=== Material shown ===

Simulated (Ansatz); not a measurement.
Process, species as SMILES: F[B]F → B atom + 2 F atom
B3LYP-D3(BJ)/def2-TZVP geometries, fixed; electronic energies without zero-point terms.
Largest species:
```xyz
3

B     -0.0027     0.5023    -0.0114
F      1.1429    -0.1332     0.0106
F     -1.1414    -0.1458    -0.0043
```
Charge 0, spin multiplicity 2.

===

Brief
Restate all of the data above. Match it word for word.

Exercise result
Simulated (Ansatz); not a measurement.
Process, species as SMILES: F[B]F → B atom + 2 F atom
B3LYP-D3(BJ)/def2-TZVP geometries, fixed; electronic energies without zero-point terms.
Largest species:
```xyz
3

B     -0.0027     0.5023    -0.0114
F      1.1429    -0.1332     0.0106
F     -1.1414    -0.1458    -0.0043
```
Charge 0, spin multiplicity 2.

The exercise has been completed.